Entries supplied
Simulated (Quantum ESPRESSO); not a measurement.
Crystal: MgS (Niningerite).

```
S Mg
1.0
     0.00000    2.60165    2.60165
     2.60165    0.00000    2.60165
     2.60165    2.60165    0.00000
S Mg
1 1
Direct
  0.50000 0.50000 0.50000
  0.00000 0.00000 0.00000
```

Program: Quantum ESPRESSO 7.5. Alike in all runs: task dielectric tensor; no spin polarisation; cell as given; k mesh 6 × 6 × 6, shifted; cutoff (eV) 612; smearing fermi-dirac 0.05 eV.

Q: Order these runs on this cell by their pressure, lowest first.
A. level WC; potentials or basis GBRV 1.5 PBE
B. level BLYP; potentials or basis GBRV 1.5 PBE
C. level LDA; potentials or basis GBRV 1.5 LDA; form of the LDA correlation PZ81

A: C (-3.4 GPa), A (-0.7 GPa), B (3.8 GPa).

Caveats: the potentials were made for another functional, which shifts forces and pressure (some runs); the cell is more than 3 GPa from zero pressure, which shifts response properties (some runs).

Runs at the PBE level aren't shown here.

Action item
All lines from the opening of the records through the line where "A. level WC; potentials or basis GBRV 1.5 PBE" occurs are to be output verbatim. No other line belongs in the answer.

Exercise answer
Simulated (Quantum ESPRESSO); not a measurement.
Crystal: MgS (Niningerite).

```
S Mg
1.0
     0.00000    2.60165    2.60165
     2.60165    0.00000    2.60165
     2.60165    2.60165    0.00000
S Mg
1 1
Direct
  0.50000 0.50000 0.50000
  0.00000 0.00000 0.00000
```

Program: Quantum ESPRESSO 7.5. Alike in all runs: task dielectric tensor; no spin polarisation; cell as given; k mesh 6 × 6 × 6, shifted; cutoff (eV) 612; smearing fermi-dirac 0.05 eV.

Q: Order these runs on this cell by their pressure, lowest first.
A. level WC; potentials or basis GBRV 1.5 PBE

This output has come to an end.